WORK REQUEST
Reproduce the entries from their first line up to and including the line with "Methods: ROCCSDT(Q) = CCSDT(Q)/B". Leave out everything after it.

DATA PROVIDED
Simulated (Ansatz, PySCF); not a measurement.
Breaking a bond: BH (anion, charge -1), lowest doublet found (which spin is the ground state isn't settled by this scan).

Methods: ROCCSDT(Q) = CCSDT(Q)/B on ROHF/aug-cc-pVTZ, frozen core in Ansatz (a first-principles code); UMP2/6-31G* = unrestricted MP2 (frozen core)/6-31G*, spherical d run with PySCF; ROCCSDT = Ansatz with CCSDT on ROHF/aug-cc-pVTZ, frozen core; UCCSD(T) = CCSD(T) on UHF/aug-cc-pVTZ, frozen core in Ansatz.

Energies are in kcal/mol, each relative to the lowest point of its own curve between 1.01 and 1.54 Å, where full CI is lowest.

RESPONSE
Simulated (Ansatz, PySCF); not a measurement.
Breaking a bond: BH (anion, charge -1), lowest doublet found (which spin is the ground state isn't settled by this scan).

Methods: ROCCSDT(Q) = CCSDT(Q)/B on ROHF/aug-cc-pVTZ, frozen core in Ansatz (a first-principles code); UMP2/6-31G* = unrestricted MP2 (frozen core)/6-31G*, spherical d run with PySCF; ROCCSDT = Ansatz with CCSDT on ROHF/aug-cc-pVTZ, frozen core; UCCSD(T) = CCSD(T) on UHF/aug-cc-pVTZ, frozen core in Ansatz.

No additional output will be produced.